- Source material:
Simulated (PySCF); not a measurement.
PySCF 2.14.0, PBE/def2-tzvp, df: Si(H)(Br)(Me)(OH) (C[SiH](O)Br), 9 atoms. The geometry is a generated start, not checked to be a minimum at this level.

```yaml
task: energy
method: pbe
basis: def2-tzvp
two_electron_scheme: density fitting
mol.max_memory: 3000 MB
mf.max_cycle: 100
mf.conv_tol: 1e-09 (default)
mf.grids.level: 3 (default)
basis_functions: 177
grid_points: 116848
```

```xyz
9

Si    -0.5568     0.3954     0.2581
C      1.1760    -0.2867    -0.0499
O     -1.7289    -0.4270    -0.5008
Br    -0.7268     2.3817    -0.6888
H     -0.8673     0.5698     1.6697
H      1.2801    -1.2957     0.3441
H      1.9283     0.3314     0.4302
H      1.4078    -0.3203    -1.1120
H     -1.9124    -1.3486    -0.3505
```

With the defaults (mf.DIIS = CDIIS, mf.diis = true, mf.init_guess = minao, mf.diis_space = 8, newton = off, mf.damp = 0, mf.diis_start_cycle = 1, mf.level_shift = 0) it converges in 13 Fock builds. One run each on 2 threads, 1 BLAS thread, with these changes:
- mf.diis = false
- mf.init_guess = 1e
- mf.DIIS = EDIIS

- Work instruction: Would you reproduce the material above in full, exactly as given?

- Response:
Simulated (PySCF); not a measurement.
PySCF 2.14.0, PBE/def2-tzvp, df: Si(H)(Br)(Me)(OH) (C[SiH](O)Br), 9 atoms. The geometry is a generated start, not checked to be a minimum at this level.

```yaml
task: energy
method: pbe
basis: def2-tzvp
two_electron_scheme: density fitting
mol.max_memory: 3000 MB
mf.max_cycle: 100
mf.conv_tol: 1e-09 (default)
mf.grids.level: 3 (default)
basis_functions: 177
grid_points: 116848
```

```xyz
9

Si    -0.5568     0.3954     0.2581
C      1.1760    -0.2867    -0.0499
O     -1.7289    -0.4270    -0.5008
Br    -0.7268     2.3817    -0.6888
H     -0.8673     0.5698     1.6697
H      1.2801    -1.2957     0.3441
H      1.9283     0.3314     0.4302
H      1.4078    -0.3203    -1.1120
H     -1.9124    -1.3486    -0.3505
```

With the defaults (mf.DIIS = CDIIS, mf.diis = true, mf.init_guess = minao, mf.diis_space = 8, newton = off, mf.damp = 0, mf.diis_start_cycle = 1, mf.level_shift = 0) it converges in 13 Fock builds. One run each on 2 threads, 1 BLAS thread, with these changes:
- mf.diis = false
- mf.init_guess = 1e
- mf.DIIS = EDIIS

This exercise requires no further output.